DATA PROVIDED
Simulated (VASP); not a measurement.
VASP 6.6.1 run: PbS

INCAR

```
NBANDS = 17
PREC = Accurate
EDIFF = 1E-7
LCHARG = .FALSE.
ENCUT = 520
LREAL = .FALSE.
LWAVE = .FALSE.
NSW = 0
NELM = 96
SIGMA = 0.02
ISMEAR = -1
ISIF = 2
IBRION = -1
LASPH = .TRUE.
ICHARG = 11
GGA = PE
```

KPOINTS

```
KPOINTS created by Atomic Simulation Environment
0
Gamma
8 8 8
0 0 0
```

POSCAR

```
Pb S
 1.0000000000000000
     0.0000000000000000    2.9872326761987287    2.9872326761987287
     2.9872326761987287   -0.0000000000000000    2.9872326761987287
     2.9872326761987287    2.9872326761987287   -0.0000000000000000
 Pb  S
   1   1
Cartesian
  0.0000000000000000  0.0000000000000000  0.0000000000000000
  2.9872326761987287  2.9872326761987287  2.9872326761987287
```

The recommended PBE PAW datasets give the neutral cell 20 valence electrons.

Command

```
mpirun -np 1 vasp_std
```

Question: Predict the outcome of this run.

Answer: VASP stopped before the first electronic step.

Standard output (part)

WORK ORDER
Transcribe the listing above line for line, from the first line to the line containing "Answer: VASP stopped", inclusive, with no other lines.

RESULT
Simulated (VASP); not a measurement.
VASP 6.6.1 run: PbS

INCAR

```
NBANDS = 17
PREC = Accurate
EDIFF = 1E-7
LCHARG = .FALSE.
ENCUT = 520
LREAL = .FALSE.
LWAVE = .FALSE.
NSW = 0
NELM = 96
SIGMA = 0.02
ISMEAR = -1
ISIF = 2
IBRION = -1
LASPH = .TRUE.
ICHARG = 11
GGA = PE
```

KPOINTS

```
KPOINTS created by Atomic Simulation Environment
0
Gamma
8 8 8
0 0 0
```

POSCAR

```
Pb S
 1.0000000000000000
     0.0000000000000000    2.9872326761987287    2.9872326761987287
     2.9872326761987287   -0.0000000000000000    2.9872326761987287
     2.9872326761987287    2.9872326761987287   -0.0000000000000000
 Pb  S
   1   1
Cartesian
  0.0000000000000000  0.0000000000000000  0.0000000000000000
  2.9872326761987287  2.9872326761987287  2.9872326761987287
```

The recommended PBE PAW datasets give the neutral cell 20 valence electrons.

Command

```
mpirun -np 1 vasp_std
```

Question: Predict the outcome of this run.

Answer: VASP stopped before the first electronic step.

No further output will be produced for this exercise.